WORK REQUEST -> Write out again, exactly, the lines of the listing below from the first one through the one that contains "## 2. V/V0 = 1.06, start: large", and no other lines.

-------- PROVIDED INFORMATION --------
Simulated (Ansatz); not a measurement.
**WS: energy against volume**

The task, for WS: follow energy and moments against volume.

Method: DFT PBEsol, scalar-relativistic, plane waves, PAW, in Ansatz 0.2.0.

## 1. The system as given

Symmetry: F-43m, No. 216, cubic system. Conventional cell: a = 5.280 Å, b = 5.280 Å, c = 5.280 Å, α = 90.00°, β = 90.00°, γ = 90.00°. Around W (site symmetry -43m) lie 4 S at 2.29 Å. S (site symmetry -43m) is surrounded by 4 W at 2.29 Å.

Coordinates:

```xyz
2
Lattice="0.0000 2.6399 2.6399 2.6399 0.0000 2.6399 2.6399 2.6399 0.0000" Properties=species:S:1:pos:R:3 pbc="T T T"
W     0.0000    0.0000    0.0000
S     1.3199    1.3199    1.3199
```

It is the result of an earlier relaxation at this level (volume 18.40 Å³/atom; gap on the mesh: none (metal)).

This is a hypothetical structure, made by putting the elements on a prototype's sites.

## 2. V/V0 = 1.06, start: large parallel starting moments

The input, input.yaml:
--------

WRITTEN ANSWER ->
Simulated (Ansatz); not a measurement.
**WS: energy against volume**

The task, for WS: follow energy and moments against volume.

Method: DFT PBEsol, scalar-relativistic, plane waves, PAW, in Ansatz 0.2.0.

## 1. The system as given

Symmetry: F-43m, No. 216, cubic system. Conventional cell: a = 5.280 Å, b = 5.280 Å, c = 5.280 Å, α = 90.00°, β = 90.00°, γ = 90.00°. Around W (site symmetry -43m) lie 4 S at 2.29 Å. S (site symmetry -43m) is surrounded by 4 W at 2.29 Å.

Coordinates:

```xyz
2
Lattice="0.0000 2.6399 2.6399 2.6399 0.0000 2.6399 2.6399 2.6399 0.0000" Properties=species:S:1:pos:R:3 pbc="T T T"
W     0.0000    0.0000    0.0000
S     1.3199    1.3199    1.3199
```

It is the result of an earlier relaxation at this level (volume 18.40 Å³/atom; gap on the mesh: none (metal)).

This is a hypothetical structure, made by putting the elements on a prototype's sites.

## 2. V/V0 = 1.06, start: large parallel starting moments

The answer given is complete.